§ **Assignment**:
Output the whole listing with nothing altered.

Recorded data START

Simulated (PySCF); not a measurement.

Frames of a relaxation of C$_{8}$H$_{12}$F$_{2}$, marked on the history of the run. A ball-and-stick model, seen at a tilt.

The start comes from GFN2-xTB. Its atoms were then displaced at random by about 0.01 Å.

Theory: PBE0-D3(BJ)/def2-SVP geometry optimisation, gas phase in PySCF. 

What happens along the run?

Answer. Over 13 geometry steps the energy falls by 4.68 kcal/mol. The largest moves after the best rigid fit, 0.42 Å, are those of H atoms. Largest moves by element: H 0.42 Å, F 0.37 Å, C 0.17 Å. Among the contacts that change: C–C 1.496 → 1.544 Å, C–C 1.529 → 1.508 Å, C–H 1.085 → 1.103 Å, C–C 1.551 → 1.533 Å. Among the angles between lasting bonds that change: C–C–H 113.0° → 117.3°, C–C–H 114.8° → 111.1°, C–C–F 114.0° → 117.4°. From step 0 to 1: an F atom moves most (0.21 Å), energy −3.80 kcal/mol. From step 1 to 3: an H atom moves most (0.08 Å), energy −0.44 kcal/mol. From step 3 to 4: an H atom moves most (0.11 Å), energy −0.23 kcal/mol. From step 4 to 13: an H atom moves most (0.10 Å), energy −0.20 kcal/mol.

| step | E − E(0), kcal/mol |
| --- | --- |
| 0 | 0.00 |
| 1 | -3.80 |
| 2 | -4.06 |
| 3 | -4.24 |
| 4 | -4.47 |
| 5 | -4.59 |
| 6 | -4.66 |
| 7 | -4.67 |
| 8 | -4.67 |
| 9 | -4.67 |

Recorded data END

§ **Response**:
Simulated (PySCF); not a measurement.

Frames of a relaxation of C$_{8}$H$_{12}$F$_{2}$, marked on the history of the run. A ball-and-stick model, seen at a tilt.

The start comes from GFN2-xTB. Its atoms were then displaced at random by about 0.01 Å.

Theory: PBE0-D3(BJ)/def2-SVP geometry optimisation, gas phase in PySCF. 

What happens along the run?

Answer. Over 13 geometry steps the energy falls by 4.68 kcal/mol. The largest moves after the best rigid fit, 0.42 Å, are those of H atoms. Largest moves by element: H 0.42 Å, F 0.37 Å, C 0.17 Å. Among the contacts that change: C–C 1.496 → 1.544 Å, C–C 1.529 → 1.508 Å, C–H 1.085 → 1.103 Å, C–C 1.551 → 1.533 Å. Among the angles between lasting bonds that change: C–C–H 113.0° → 117.3°, C–C–H 114.8° → 111.1°, C–C–F 114.0° → 117.4°. From step 0 to 1: an F atom moves most (0.21 Å), energy −3.80 kcal/mol. From step 1 to 3: an H atom moves most (0.08 Å), energy −0.44 kcal/mol. From step 3 to 4: an H atom moves most (0.11 Å), energy −0.23 kcal/mol. From step 4 to 13: an H atom moves most (0.10 Å), energy −0.20 kcal/mol.

| step | E − E(0), kcal/mol |
| --- | --- |
| 0 | 0.00 |
| 1 | -3.80 |
| 2 | -4.06 |
| 3 | -4.24 |
| 4 | -4.47 |
| 5 | -4.59 |
| 6 | -4.66 |
| 7 | -4.67 |
| 8 | -4.67 |
| 9 | -4.67 |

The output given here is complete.